Requirement:
Up to and including the line that contains "An exercise on", repeat each line of the data exactly, starting from the first.

Provided data:
*-*-*

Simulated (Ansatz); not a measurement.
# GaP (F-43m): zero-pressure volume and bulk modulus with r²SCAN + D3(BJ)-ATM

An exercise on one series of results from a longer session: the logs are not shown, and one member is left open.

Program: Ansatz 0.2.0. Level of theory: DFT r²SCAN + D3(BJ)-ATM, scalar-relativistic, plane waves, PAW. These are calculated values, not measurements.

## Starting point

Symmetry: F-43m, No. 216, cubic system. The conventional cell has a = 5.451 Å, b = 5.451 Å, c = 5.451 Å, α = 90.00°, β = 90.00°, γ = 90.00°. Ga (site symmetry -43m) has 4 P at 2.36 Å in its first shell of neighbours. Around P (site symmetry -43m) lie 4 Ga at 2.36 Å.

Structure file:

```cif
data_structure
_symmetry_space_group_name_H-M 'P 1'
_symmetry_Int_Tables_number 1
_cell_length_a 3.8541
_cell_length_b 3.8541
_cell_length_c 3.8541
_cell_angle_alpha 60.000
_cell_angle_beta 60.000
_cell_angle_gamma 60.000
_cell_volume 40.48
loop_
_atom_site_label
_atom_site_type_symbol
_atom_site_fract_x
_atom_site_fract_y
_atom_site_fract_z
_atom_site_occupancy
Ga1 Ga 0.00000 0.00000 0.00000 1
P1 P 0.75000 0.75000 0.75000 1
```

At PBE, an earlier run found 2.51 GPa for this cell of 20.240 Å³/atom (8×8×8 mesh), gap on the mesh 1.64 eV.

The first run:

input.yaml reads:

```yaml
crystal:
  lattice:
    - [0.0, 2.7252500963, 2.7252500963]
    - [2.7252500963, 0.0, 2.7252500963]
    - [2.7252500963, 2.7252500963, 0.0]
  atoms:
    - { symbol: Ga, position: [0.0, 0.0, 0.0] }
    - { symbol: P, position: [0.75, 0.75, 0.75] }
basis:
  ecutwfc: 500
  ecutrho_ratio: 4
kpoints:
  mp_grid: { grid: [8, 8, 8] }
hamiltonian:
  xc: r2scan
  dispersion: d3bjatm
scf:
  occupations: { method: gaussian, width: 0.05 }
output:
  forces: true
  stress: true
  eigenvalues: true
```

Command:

*-*-*

Problem solution:
Simulated (Ansatz); not a measurement.
# GaP (F-43m): zero-pressure volume and bulk modulus with r²SCAN + D3(BJ)-ATM

An exercise on one series of results from a longer session: the logs are not shown, and one member is left open.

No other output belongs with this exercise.